Requirement: Please copy the leading lines of the entries below exactly, concluding with the line in which "how much memory?" occurs.

• • • •

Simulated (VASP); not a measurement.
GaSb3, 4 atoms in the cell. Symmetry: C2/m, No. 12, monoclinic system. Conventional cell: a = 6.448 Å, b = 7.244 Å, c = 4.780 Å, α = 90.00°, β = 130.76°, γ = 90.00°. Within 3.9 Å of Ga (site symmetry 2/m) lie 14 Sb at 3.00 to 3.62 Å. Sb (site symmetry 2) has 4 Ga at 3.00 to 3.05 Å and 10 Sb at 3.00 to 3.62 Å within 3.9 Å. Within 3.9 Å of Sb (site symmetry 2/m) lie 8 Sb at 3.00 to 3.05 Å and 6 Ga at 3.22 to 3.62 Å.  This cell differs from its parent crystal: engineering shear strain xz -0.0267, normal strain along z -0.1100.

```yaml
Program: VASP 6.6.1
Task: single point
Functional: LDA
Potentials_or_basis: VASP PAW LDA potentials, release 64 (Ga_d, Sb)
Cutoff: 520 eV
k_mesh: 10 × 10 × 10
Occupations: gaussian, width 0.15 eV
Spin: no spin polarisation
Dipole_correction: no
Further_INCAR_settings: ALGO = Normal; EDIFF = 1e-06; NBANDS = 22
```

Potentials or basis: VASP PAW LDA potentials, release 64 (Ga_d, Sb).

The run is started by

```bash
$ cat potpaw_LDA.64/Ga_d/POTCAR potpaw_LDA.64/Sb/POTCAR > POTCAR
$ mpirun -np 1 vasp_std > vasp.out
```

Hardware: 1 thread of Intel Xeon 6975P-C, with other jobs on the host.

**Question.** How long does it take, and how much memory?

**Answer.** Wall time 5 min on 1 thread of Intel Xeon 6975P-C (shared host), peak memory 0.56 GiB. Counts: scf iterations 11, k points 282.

• • • •

Exercise output:
Simulated (VASP); not a measurement.
GaSb3, 4 atoms in the cell. Symmetry: C2/m, No. 12, monoclinic system. Conventional cell: a = 6.448 Å, b = 7.244 Å, c = 4.780 Å, α = 90.00°, β = 130.76°, γ = 90.00°. Within 3.9 Å of Ga (site symmetry 2/m) lie 14 Sb at 3.00 to 3.62 Å. Sb (site symmetry 2) has 4 Ga at 3.00 to 3.05 Å and 10 Sb at 3.00 to 3.62 Å within 3.9 Å. Within 3.9 Å of Sb (site symmetry 2/m) lie 8 Sb at 3.00 to 3.05 Å and 6 Ga at 3.22 to 3.62 Å.  This cell differs from its parent crystal: engineering shear strain xz -0.0267, normal strain along z -0.1100.

```yaml
Program: VASP 6.6.1
Task: single point
Functional: LDA
Potentials_or_basis: VASP PAW LDA potentials, release 64 (Ga_d, Sb)
Cutoff: 520 eV
k_mesh: 10 × 10 × 10
Occupations: gaussian, width 0.15 eV
Spin: no spin polarisation
Dipole_correction: no
Further_INCAR_settings: ALGO = Normal; EDIFF = 1e-06; NBANDS = 22
```

Potentials or basis: VASP PAW LDA potentials, release 64 (Ga_d, Sb).

The run is started by

```bash
$ cat potpaw_LDA.64/Ga_d/POTCAR potpaw_LDA.64/Sb/POTCAR > POTCAR
$ mpirun -np 1 vasp_std > vasp.out
```

Hardware: 1 thread of Intel Xeon 6975P-C, with other jobs on the host.

**Question.** How long does it take, and how much memory?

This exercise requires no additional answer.